[Data for review]:

-- -- --

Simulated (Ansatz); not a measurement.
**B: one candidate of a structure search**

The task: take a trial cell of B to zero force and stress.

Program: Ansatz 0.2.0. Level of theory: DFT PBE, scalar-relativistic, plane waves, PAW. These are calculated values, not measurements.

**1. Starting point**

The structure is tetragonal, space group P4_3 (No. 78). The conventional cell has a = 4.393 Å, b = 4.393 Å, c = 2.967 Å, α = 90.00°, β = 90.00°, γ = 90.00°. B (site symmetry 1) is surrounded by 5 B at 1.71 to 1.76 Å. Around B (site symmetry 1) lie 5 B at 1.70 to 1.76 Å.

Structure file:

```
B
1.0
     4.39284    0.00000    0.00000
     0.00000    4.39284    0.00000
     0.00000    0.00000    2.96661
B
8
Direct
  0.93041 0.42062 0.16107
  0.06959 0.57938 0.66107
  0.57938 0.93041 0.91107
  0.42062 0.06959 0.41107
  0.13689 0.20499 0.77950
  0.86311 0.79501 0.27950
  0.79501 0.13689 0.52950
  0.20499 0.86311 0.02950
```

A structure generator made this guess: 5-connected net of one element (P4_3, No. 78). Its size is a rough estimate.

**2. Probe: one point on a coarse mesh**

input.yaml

-- -- --

[Action item]:
Print every record exactly as it was given.

[Your response]:
Simulated (Ansatz); not a measurement.
**B: one candidate of a structure search**

The task: take a trial cell of B to zero force and stress.

Program: Ansatz 0.2.0. Level of theory: DFT PBE, scalar-relativistic, plane waves, PAW. These are calculated values, not measurements.

**1. Starting point**

The structure is tetragonal, space group P4_3 (No. 78). The conventional cell has a = 4.393 Å, b = 4.393 Å, c = 2.967 Å, α = 90.00°, β = 90.00°, γ = 90.00°. B (site symmetry 1) is surrounded by 5 B at 1.71 to 1.76 Å. Around B (site symmetry 1) lie 5 B at 1.70 to 1.76 Å.

Structure file:

```
B
1.0
     4.39284    0.00000    0.00000
     0.00000    4.39284    0.00000
     0.00000    0.00000    2.96661
B
8
Direct
  0.93041 0.42062 0.16107
  0.06959 0.57938 0.66107
  0.57938 0.93041 0.91107
  0.42062 0.06959 0.41107
  0.13689 0.20499 0.77950
  0.86311 0.79501 0.27950
  0.79501 0.13689 0.52950
  0.20499 0.86311 0.02950
```

A structure generator made this guess: 5-connected net of one element (P4_3, No. 78). Its size is a rough estimate.

**2. Probe: one point on a coarse mesh**

input.yaml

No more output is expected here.